=== Source material ===

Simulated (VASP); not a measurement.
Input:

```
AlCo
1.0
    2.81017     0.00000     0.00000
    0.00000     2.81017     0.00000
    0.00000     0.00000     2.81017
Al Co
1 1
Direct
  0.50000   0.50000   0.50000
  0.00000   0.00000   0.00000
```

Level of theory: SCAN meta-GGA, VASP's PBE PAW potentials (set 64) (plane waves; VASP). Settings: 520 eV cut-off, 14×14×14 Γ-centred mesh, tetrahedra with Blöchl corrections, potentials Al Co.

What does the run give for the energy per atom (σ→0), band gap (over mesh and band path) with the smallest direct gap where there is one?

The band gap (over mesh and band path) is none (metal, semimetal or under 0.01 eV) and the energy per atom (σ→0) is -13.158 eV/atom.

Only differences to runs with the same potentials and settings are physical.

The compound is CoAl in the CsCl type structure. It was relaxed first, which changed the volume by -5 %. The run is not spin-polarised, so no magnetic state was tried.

===

All that is needed is the opening run of the data, given again exactly: please include every line from the first through the line with "Only differences to", both ends kept.

▶ _Answer space_:
Simulated (VASP); not a measurement.
Input:

```
AlCo
1.0
    2.81017     0.00000     0.00000
    0.00000     2.81017     0.00000
    0.00000     0.00000     2.81017
Al Co
1 1
Direct
  0.50000   0.50000   0.50000
  0.00000   0.00000   0.00000
```

Level of theory: SCAN meta-GGA, VASP's PBE PAW potentials (set 64) (plane waves; VASP). Settings: 520 eV cut-off, 14×14×14 Γ-centred mesh, tetrahedra with Blöchl corrections, potentials Al Co.

What does the run give for the energy per atom (σ→0), band gap (over mesh and band path) with the smallest direct gap where there is one?

The band gap (over mesh and band path) is none (metal, semimetal or under 0.01 eV) and the energy per atom (σ→0) is -13.158 eV/atom.

Only differences to runs with the same potentials and settings are physical.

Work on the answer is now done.